-- STORED DATA --
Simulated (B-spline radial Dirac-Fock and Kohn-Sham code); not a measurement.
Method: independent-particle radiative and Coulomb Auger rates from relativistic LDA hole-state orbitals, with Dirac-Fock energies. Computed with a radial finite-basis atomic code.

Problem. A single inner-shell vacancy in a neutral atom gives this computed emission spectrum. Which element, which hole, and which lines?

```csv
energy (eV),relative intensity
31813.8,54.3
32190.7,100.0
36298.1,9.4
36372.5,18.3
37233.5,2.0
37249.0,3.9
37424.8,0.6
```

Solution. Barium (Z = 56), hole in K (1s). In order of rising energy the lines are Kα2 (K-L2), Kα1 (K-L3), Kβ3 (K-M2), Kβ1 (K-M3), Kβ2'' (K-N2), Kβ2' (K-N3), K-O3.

-- ACTION ITEM --
The required output is the set of lines from the first line of the data through the line that contains "Method: independent-particle radiative", transcribed exactly.

-- PROBLEM SOLUTION --
Simulated (B-spline radial Dirac-Fock and Kohn-Sham code); not a measurement.
Method: independent-particle radiative and Coulomb Auger rates from relativistic LDA hole-state orbitals, with Dirac-Fock energies. Computed with a radial finite-basis atomic code.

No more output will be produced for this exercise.